***** INFORMATION *****

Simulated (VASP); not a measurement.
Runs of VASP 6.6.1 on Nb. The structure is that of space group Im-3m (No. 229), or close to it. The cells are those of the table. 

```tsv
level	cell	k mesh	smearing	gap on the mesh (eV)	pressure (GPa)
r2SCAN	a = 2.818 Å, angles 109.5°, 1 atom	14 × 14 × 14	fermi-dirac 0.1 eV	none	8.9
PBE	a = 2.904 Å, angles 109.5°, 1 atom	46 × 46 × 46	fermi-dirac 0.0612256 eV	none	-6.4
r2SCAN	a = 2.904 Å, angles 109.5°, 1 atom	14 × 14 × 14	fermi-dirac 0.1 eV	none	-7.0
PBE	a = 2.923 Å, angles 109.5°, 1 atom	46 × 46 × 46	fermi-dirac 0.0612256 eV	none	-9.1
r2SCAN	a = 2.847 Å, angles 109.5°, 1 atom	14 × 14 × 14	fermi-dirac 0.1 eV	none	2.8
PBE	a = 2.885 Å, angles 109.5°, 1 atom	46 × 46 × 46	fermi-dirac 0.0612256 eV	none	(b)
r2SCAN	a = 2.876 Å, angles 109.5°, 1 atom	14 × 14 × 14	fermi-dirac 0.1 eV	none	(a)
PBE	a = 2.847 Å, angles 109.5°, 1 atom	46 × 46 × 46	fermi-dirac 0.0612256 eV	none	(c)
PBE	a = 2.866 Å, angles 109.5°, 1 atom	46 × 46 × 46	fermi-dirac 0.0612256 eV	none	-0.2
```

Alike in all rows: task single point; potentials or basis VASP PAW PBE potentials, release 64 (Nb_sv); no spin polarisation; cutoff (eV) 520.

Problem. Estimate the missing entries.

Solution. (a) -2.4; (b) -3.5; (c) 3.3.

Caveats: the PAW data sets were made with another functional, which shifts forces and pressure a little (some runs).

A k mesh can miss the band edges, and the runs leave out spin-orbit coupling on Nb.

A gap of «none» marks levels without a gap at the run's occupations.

*****

- ASSIGNMENT -
Repeat the data word for word, starting at its first line and stopping after the line that contains "A k mesh can".

- WRITTEN ANSWER -
Simulated (VASP); not a measurement.
Runs of VASP 6.6.1 on Nb. The structure is that of space group Im-3m (No. 229), or close to it. The cells are those of the table. 

```tsv
level	cell	k mesh	smearing	gap on the mesh (eV)	pressure (GPa)
r2SCAN	a = 2.818 Å, angles 109.5°, 1 atom	14 × 14 × 14	fermi-dirac 0.1 eV	none	8.9
PBE	a = 2.904 Å, angles 109.5°, 1 atom	46 × 46 × 46	fermi-dirac 0.0612256 eV	none	-6.4
r2SCAN	a = 2.904 Å, angles 109.5°, 1 atom	14 × 14 × 14	fermi-dirac 0.1 eV	none	-7.0
PBE	a = 2.923 Å, angles 109.5°, 1 atom	46 × 46 × 46	fermi-dirac 0.0612256 eV	none	-9.1
r2SCAN	a = 2.847 Å, angles 109.5°, 1 atom	14 × 14 × 14	fermi-dirac 0.1 eV	none	2.8
PBE	a = 2.885 Å, angles 109.5°, 1 atom	46 × 46 × 46	fermi-dirac 0.0612256 eV	none	(b)
r2SCAN	a = 2.876 Å, angles 109.5°, 1 atom	14 × 14 × 14	fermi-dirac 0.1 eV	none	(a)
PBE	a = 2.847 Å, angles 109.5°, 1 atom	46 × 46 × 46	fermi-dirac 0.0612256 eV	none	(c)
PBE	a = 2.866 Å, angles 109.5°, 1 atom	46 × 46 × 46	fermi-dirac 0.0612256 eV	none	-0.2
```

Alike in all rows: task single point; potentials or basis VASP PAW PBE potentials, release 64 (Nb_sv); no spin polarisation; cutoff (eV) 520.

Problem. Estimate the missing entries.

Solution. (a) -2.4; (b) -3.5; (c) 3.3.

Caveats: the PAW data sets were made with another functional, which shifts forces and pressure a little (some runs).

A k mesh can miss the band edges, and the runs leave out spin-orbit coupling on Nb.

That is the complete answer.